Task item » Copy exactly the lines of the records below, and only those lines, beginning with the line that contains "# Orbital levels" and ending with the line that contains "System: P34H16O16 (flake black phosphorene).".

Material provided Start Marker
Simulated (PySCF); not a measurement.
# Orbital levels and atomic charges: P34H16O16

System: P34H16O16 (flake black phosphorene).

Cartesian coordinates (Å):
Material provided End Marker

Exercise answer »
# Orbital levels and atomic charges: P34H16O16

System: P34H16O16 (flake black phosphorene).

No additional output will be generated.